Given data:
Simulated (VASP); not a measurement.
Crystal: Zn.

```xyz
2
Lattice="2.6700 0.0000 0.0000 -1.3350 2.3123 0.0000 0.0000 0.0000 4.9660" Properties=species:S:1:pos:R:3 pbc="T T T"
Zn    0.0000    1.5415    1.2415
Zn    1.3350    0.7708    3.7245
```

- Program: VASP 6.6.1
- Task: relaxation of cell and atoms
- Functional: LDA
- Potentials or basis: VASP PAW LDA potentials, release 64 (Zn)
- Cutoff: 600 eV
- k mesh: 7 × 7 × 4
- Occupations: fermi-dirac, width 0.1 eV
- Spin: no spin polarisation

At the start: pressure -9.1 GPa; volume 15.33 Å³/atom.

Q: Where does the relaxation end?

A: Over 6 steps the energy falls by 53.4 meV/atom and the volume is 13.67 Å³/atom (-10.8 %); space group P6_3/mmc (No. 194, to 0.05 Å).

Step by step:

Exercise: Hand back the whole listing, exactly as it is.

Task output:
Simulated (VASP); not a measurement.
Crystal: Zn.

```xyz
2
Lattice="2.6700 0.0000 0.0000 -1.3350 2.3123 0.0000 0.0000 0.0000 4.9660" Properties=species:S:1:pos:R:3 pbc="T T T"
Zn    0.0000    1.5415    1.2415
Zn    1.3350    0.7708    3.7245
```

- Program: VASP 6.6.1
- Task: relaxation of cell and atoms
- Functional: LDA
- Potentials or basis: VASP PAW LDA potentials, release 64 (Zn)
- Cutoff: 600 eV
- k mesh: 7 × 7 × 4
- Occupations: fermi-dirac, width 0.1 eV
- Spin: no spin polarisation

At the start: pressure -9.1 GPa; volume 15.33 Å³/atom.

Q: Where does the relaxation end?

A: Over 6 steps the energy falls by 53.4 meV/atom and the volume is 13.67 Å³/atom (-10.8 %); space group P6_3/mmc (No. 194, to 0.05 Å).

Step by step:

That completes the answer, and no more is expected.